━━━━

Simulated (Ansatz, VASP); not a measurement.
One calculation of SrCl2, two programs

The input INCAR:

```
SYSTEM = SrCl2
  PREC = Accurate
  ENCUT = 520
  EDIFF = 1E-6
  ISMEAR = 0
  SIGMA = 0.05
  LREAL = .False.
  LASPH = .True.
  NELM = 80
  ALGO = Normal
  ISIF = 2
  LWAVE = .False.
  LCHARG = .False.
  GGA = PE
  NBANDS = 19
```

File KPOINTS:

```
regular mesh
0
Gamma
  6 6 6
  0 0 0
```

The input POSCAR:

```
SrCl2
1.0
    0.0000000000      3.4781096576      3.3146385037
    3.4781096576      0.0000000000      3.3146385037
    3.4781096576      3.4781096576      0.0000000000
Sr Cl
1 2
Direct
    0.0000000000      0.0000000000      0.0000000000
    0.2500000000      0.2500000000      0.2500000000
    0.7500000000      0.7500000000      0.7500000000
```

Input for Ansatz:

━━━━

TASK ITEM:
Print out the listing in full, exactly as it appears.

TASK ANSWER:
Simulated (Ansatz, VASP); not a measurement.
One calculation of SrCl2, two programs

The input INCAR:

```
SYSTEM = SrCl2
  PREC = Accurate
  ENCUT = 520
  EDIFF = 1E-6
  ISMEAR = 0
  SIGMA = 0.05
  LREAL = .False.
  LASPH = .True.
  NELM = 80
  ALGO = Normal
  ISIF = 2
  LWAVE = .False.
  LCHARG = .False.
  GGA = PE
  NBANDS = 19
```

File KPOINTS:

```
regular mesh
0
Gamma
  6 6 6
  0 0 0
```

The input POSCAR:

```
SrCl2
1.0
    0.0000000000      3.4781096576      3.3146385037
    3.4781096576      0.0000000000      3.3146385037
    3.4781096576      3.4781096576      0.0000000000
Sr Cl
1 2
Direct
    0.0000000000      0.0000000000      0.0000000000
    0.2500000000      0.2500000000      0.2500000000
    0.7500000000      0.7500000000      0.7500000000
```

Input for Ansatz:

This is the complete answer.